• _EXTRACTED MATERIAL_:
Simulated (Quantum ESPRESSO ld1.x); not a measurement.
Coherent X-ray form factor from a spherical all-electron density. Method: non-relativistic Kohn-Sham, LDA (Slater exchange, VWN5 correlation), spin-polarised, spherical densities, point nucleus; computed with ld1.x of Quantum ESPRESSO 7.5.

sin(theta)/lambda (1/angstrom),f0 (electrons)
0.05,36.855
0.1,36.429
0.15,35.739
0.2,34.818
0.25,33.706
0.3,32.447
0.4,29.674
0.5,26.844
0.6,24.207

• _EXERCISE_: Please reproduce the listing exactly, keeping every line as it is.

• _ANSWER SECTION_:
Simulated (Quantum ESPRESSO ld1.x); not a measurement.
Coherent X-ray form factor from a spherical all-electron density. Method: non-relativistic Kohn-Sham, LDA (Slater exchange, VWN5 correlation), spin-polarised, spherical densities, point nucleus; computed with ld1.x of Quantum ESPRESSO 7.5.

sin(theta)/lambda (1/angstrom),f0 (electrons)
0.05,36.855
0.1,36.429
0.15,35.739
0.2,34.818
0.25,33.706
0.3,32.447
0.4,29.674
0.5,26.844
0.6,24.207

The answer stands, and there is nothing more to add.